## INPUT DATA
+ + +

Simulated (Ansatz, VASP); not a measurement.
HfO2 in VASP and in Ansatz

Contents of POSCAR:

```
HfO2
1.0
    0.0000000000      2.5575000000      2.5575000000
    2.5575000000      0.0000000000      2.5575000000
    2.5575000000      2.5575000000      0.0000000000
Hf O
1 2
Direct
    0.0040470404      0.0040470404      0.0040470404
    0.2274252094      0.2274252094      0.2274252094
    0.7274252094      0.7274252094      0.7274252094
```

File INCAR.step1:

+ + +

## ACTIVITY
Copy out the material above in full.

## TASK SOLUTION
Simulated (Ansatz, VASP); not a measurement.
HfO2 in VASP and in Ansatz

Contents of POSCAR:

```
HfO2
1.0
    0.0000000000      2.5575000000      2.5575000000
    2.5575000000      0.0000000000      2.5575000000
    2.5575000000      2.5575000000      0.0000000000
Hf O
1 2
Direct
    0.0040470404      0.0040470404      0.0040470404
    0.2274252094      0.2274252094      0.2274252094
    0.7274252094      0.7274252094      0.7274252094
```

File INCAR.step1:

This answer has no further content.